Set down the records that follow exactly and completely.

Supplied material:
·····
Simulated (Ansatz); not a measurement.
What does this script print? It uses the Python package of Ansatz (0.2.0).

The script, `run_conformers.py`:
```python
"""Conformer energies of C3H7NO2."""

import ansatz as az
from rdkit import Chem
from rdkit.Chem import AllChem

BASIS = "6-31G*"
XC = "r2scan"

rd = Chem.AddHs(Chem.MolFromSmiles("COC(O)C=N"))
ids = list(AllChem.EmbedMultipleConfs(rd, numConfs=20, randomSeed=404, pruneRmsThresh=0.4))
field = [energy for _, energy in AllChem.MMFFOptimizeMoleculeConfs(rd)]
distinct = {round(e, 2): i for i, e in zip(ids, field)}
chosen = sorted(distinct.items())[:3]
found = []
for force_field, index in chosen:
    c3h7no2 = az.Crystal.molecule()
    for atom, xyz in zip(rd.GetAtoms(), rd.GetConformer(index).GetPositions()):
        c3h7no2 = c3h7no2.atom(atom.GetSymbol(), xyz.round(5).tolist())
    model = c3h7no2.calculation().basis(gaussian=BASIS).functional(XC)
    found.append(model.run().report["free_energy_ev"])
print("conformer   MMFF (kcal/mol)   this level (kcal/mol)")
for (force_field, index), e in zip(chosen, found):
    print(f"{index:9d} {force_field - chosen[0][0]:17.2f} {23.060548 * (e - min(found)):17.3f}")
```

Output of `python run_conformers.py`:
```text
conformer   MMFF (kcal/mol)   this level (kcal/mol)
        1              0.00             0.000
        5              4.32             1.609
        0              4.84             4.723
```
·····

Worked solution:
Simulated (Ansatz); not a measurement.
What does this script print? It uses the Python package of Ansatz (0.2.0).

The script, `run_conformers.py`:
```python
"""Conformer energies of C3H7NO2."""

import ansatz as az
from rdkit import Chem
from rdkit.Chem import AllChem

BASIS = "6-31G*"
XC = "r2scan"

rd = Chem.AddHs(Chem.MolFromSmiles("COC(O)C=N"))
ids = list(AllChem.EmbedMultipleConfs(rd, numConfs=20, randomSeed=404, pruneRmsThresh=0.4))
field = [energy for _, energy in AllChem.MMFFOptimizeMoleculeConfs(rd)]
distinct = {round(e, 2): i for i, e in zip(ids, field)}
chosen = sorted(distinct.items())[:3]
found = []
for force_field, index in chosen:
    c3h7no2 = az.Crystal.molecule()
    for atom, xyz in zip(rd.GetAtoms(), rd.GetConformer(index).GetPositions()):
        c3h7no2 = c3h7no2.atom(atom.GetSymbol(), xyz.round(5).tolist())
    model = c3h7no2.calculation().basis(gaussian=BASIS).functional(XC)
    found.append(model.run().report["free_energy_ev"])
print("conformer   MMFF (kcal/mol)   this level (kcal/mol)")
for (force_field, index), e in zip(chosen, found):
    print(f"{index:9d} {force_field - chosen[0][0]:17.2f} {23.060548 * (e - min(found)):17.3f}")
```

Output of `python run_conformers.py`:
```text
conformer   MMFF (kcal/mol)   this level (kcal/mol)
        1              0.00             0.000
        5              4.32             1.609
        0              4.84             4.723
```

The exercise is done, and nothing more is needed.